- Brief
The complete listing below should be transcribed precisely.

↓

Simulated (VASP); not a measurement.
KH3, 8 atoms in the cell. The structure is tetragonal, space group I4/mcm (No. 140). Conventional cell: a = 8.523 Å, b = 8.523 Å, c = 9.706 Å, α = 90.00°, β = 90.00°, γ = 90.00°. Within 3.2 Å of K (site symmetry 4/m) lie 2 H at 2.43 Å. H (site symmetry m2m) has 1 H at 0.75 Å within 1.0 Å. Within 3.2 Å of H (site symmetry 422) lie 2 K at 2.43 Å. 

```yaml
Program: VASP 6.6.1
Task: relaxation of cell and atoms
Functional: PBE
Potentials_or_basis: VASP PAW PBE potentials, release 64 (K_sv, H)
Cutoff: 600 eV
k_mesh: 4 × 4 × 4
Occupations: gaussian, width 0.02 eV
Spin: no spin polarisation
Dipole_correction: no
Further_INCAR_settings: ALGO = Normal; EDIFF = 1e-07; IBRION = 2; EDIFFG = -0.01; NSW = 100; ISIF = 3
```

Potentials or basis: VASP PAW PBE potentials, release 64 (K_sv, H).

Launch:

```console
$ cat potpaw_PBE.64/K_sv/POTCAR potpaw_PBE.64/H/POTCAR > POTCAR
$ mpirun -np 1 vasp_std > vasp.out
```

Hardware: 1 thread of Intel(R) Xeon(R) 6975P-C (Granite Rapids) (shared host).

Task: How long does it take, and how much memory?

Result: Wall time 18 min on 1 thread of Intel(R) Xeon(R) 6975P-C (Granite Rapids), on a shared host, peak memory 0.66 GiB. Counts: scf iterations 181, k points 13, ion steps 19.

↑

- Your solution
Simulated (VASP); not a measurement.
KH3, 8 atoms in the cell. The structure is tetragonal, space group I4/mcm (No. 140). Conventional cell: a = 8.523 Å, b = 8.523 Å, c = 9.706 Å, α = 90.00°, β = 90.00°, γ = 90.00°. Within 3.2 Å of K (site symmetry 4/m) lie 2 H at 2.43 Å. H (site symmetry m2m) has 1 H at 0.75 Å within 1.0 Å. Within 3.2 Å of H (site symmetry 422) lie 2 K at 2.43 Å. 

```yaml
Program: VASP 6.6.1
Task: relaxation of cell and atoms
Functional: PBE
Potentials_or_basis: VASP PAW PBE potentials, release 64 (K_sv, H)
Cutoff: 600 eV
k_mesh: 4 × 4 × 4
Occupations: gaussian, width 0.02 eV
Spin: no spin polarisation
Dipole_correction: no
Further_INCAR_settings: ALGO = Normal; EDIFF = 1e-07; IBRION = 2; EDIFFG = -0.01; NSW = 100; ISIF = 3
```

Potentials or basis: VASP PAW PBE potentials, release 64 (K_sv, H).

Launch:

```console
$ cat potpaw_PBE.64/K_sv/POTCAR potpaw_PBE.64/H/POTCAR > POTCAR
$ mpirun -np 1 vasp_std > vasp.out
```

Hardware: 1 thread of Intel(R) Xeon(R) 6975P-C (Granite Rapids) (shared host).

Task: How long does it take, and how much memory?

Result: Wall time 18 min on 1 thread of Intel(R) Xeon(R) 6975P-C (Granite Rapids), on a shared host, peak memory 0.66 GiB. Counts: scf iterations 181, k points 13, ion steps 19.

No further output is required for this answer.